* **Given entries**:
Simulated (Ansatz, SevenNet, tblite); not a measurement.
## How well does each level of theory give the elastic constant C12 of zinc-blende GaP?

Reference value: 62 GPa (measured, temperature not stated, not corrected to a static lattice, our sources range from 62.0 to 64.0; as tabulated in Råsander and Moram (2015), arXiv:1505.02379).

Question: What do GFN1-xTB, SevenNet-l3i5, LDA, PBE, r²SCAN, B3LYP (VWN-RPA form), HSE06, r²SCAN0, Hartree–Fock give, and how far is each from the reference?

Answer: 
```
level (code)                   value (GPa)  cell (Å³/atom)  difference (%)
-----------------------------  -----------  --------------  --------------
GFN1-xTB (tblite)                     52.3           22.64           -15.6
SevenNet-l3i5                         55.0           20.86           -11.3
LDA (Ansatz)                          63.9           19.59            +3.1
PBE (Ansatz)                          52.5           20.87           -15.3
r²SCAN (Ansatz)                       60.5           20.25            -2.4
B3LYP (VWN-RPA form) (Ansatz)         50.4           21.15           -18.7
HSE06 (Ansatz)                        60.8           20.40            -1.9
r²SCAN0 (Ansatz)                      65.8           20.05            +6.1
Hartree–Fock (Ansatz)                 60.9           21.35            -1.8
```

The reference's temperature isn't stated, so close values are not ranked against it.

* **Task item**: Write the entries above out again. Match them exactly.

* **Task response**:
Simulated (Ansatz, SevenNet, tblite); not a measurement.
## How well does each level of theory give the elastic constant C12 of zinc-blende GaP?

Reference value: 62 GPa (measured, temperature not stated, not corrected to a static lattice, our sources range from 62.0 to 64.0; as tabulated in Råsander and Moram (2015), arXiv:1505.02379).

Question: What do GFN1-xTB, SevenNet-l3i5, LDA, PBE, r²SCAN, B3LYP (VWN-RPA form), HSE06, r²SCAN0, Hartree–Fock give, and how far is each from the reference?

Answer: 
```
level (code)                   value (GPa)  cell (Å³/atom)  difference (%)
-----------------------------  -----------  --------------  --------------
GFN1-xTB (tblite)                     52.3           22.64           -15.6
SevenNet-l3i5                         55.0           20.86           -11.3
LDA (Ansatz)                          63.9           19.59            +3.1
PBE (Ansatz)                          52.5           20.87           -15.3
r²SCAN (Ansatz)                       60.5           20.25            -2.4
B3LYP (VWN-RPA form) (Ansatz)         50.4           21.15           -18.7
HSE06 (Ansatz)                        60.8           20.40            -1.9
r²SCAN0 (Ansatz)                      65.8           20.05            +6.1
Hartree–Fock (Ansatz)                 60.9           21.35            -1.8
```

The reference's temperature isn't stated, so close values are not ranked against it.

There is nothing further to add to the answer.